● Provided data:
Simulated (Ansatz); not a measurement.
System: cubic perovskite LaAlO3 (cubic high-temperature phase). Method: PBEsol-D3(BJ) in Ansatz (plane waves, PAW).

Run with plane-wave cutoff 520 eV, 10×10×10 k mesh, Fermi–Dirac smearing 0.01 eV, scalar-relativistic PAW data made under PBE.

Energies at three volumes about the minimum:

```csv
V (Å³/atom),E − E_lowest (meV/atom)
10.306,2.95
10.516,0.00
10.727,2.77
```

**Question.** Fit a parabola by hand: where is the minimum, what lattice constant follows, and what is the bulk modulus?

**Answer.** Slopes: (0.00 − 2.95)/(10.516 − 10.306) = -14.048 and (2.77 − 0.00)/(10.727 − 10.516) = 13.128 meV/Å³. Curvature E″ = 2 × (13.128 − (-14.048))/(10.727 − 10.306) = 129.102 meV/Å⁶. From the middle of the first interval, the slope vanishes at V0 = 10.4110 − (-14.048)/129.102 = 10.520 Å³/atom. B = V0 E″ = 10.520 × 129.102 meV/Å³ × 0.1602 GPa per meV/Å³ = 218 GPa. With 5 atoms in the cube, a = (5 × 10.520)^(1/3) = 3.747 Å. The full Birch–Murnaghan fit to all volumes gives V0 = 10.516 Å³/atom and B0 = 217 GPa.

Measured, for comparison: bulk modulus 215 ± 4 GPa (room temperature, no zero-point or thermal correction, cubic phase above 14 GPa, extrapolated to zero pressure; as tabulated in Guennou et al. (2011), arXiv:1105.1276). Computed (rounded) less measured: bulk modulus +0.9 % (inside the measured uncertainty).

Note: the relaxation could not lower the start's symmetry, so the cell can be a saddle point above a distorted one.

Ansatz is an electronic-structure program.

● Required action: From the listing above, extract every line exactly as it stands.

● Answer box:
Simulated (Ansatz); not a measurement.
System: cubic perovskite LaAlO3 (cubic high-temperature phase). Method: PBEsol-D3(BJ) in Ansatz (plane waves, PAW).

Run with plane-wave cutoff 520 eV, 10×10×10 k mesh, Fermi–Dirac smearing 0.01 eV, scalar-relativistic PAW data made under PBE.

Energies at three volumes about the minimum:

```csv
V (Å³/atom),E − E_lowest (meV/atom)
10.306,2.95
10.516,0.00
10.727,2.77
```

**Question.** Fit a parabola by hand: where is the minimum, what lattice constant follows, and what is the bulk modulus?

**Answer.** Slopes: (0.00 − 2.95)/(10.516 − 10.306) = -14.048 and (2.77 − 0.00)/(10.727 − 10.516) = 13.128 meV/Å³. Curvature E″ = 2 × (13.128 − (-14.048))/(10.727 − 10.306) = 129.102 meV/Å⁶. From the middle of the first interval, the slope vanishes at V0 = 10.4110 − (-14.048)/129.102 = 10.520 Å³/atom. B = V0 E″ = 10.520 × 129.102 meV/Å³ × 0.1602 GPa per meV/Å³ = 218 GPa. With 5 atoms in the cube, a = (5 × 10.520)^(1/3) = 3.747 Å. The full Birch–Murnaghan fit to all volumes gives V0 = 10.516 Å³/atom and B0 = 217 GPa.

Measured, for comparison: bulk modulus 215 ± 4 GPa (room temperature, no zero-point or thermal correction, cubic phase above 14 GPa, extrapolated to zero pressure; as tabulated in Guennou et al. (2011), arXiv:1105.1276). Computed (rounded) less measured: bulk modulus +0.9 % (inside the measured uncertainty).

Note: the relaxation could not lower the start's symmetry, so the cell can be a saddle point above a distorted one.

Ansatz is an electronic-structure program.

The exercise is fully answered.